> Required action
Lines from the line with "SrCl2, 3 atoms" to the line with "Potentials or basis: VASP" in the entries below, and only those, must be output exactly, with both ends included.

> Provided data
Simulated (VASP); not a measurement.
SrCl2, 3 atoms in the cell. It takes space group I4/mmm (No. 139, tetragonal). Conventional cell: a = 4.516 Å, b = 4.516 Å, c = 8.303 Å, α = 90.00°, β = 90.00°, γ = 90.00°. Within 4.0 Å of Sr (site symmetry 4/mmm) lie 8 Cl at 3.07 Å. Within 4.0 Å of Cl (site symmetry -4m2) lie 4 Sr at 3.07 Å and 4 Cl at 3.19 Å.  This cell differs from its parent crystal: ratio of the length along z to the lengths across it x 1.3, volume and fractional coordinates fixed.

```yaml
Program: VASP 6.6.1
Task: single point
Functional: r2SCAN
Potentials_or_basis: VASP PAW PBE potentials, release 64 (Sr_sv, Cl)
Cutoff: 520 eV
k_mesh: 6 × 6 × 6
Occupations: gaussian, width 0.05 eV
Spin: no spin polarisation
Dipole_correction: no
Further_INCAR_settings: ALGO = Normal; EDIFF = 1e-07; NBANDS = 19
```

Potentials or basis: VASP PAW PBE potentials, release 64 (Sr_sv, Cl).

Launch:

> Problem solution
SrCl2, 3 atoms in the cell. It takes space group I4/mmm (No. 139, tetragonal). Conventional cell: a = 4.516 Å, b = 4.516 Å, c = 8.303 Å, α = 90.00°, β = 90.00°, γ = 90.00°. Within 4.0 Å of Sr (site symmetry 4/mmm) lie 8 Cl at 3.07 Å. Within 4.0 Å of Cl (site symmetry -4m2) lie 4 Sr at 3.07 Å and 4 Cl at 3.19 Å.  This cell differs from its parent crystal: ratio of the length along z to the lengths across it x 1.3, volume and fractional coordinates fixed.

```yaml
Program: VASP 6.6.1
Task: single point
Functional: r2SCAN
Potentials_or_basis: VASP PAW PBE potentials, release 64 (Sr_sv, Cl)
Cutoff: 520 eV
k_mesh: 6 × 6 × 6
Occupations: gaussian, width 0.05 eV
Spin: no spin polarisation
Dipole_correction: no
Further_INCAR_settings: ALGO = Normal; EDIFF = 1e-07; NBANDS = 19
```

Potentials or basis: VASP PAW PBE potentials, release 64 (Sr_sv, Cl).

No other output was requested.